> [WORK REQUEST]:
Could you print every line from the first one of the records below through the line containing "- system: krypton", with both included and nothing else?

....
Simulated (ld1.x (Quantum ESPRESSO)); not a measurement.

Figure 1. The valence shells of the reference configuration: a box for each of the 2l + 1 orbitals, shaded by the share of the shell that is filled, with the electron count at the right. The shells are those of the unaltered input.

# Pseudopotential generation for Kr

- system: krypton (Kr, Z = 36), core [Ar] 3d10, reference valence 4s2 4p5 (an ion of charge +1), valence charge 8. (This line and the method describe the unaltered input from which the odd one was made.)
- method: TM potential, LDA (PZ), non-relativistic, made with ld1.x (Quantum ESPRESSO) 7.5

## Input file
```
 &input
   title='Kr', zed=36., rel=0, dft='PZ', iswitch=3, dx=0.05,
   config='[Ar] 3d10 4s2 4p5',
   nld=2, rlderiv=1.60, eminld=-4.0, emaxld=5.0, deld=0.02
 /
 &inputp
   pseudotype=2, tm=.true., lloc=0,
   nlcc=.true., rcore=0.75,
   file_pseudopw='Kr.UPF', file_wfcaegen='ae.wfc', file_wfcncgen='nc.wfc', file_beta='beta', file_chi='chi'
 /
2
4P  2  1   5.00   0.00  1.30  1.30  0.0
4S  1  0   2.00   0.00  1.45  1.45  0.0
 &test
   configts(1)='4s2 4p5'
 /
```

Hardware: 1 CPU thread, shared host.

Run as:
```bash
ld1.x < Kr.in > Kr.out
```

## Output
....

> [YOUR SOLUTION]:
Simulated (ld1.x (Quantum ESPRESSO)); not a measurement.

Figure 1. The valence shells of the reference configuration: a box for each of the 2l + 1 orbitals, shaded by the share of the shell that is filled, with the electron count at the right. The shells are those of the unaltered input.

# Pseudopotential generation for Kr

- system: krypton (Kr, Z = 36), core [Ar] 3d10, reference valence 4s2 4p5 (an ion of charge +1), valence charge 8. (This line and the method describe the unaltered input from which the odd one was made.)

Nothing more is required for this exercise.